── Supplied records

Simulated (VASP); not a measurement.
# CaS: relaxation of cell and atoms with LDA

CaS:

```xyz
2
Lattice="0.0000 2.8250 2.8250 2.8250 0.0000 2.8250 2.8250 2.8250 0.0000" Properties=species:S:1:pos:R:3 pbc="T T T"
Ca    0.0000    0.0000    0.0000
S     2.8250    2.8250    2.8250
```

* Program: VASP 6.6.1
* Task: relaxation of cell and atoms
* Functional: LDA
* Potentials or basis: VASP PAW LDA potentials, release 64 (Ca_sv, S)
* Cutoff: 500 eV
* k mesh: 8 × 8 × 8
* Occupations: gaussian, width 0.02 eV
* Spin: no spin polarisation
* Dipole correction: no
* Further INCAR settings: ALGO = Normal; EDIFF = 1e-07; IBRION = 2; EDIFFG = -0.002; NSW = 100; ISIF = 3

────

● Work item: All of the entries above are to be printed again exactly.

● Response:
Simulated (VASP); not a measurement.
# CaS: relaxation of cell and atoms with LDA

CaS:

```xyz
2
Lattice="0.0000 2.8250 2.8250 2.8250 0.0000 2.8250 2.8250 2.8250 0.0000" Properties=species:S:1:pos:R:3 pbc="T T T"
Ca    0.0000    0.0000    0.0000
S     2.8250    2.8250    2.8250
```

* Program: VASP 6.6.1
* Task: relaxation of cell and atoms
* Functional: LDA
* Potentials or basis: VASP PAW LDA potentials, release 64 (Ca_sv, S)
* Cutoff: 500 eV
* k mesh: 8 × 8 × 8
* Occupations: gaussian, width 0.02 eV
* Spin: no spin polarisation
* Dipole correction: no
* Further INCAR settings: ALGO = Normal; EDIFF = 1e-07; IBRION = 2; EDIFFG = -0.002; NSW = 100; ISIF = 3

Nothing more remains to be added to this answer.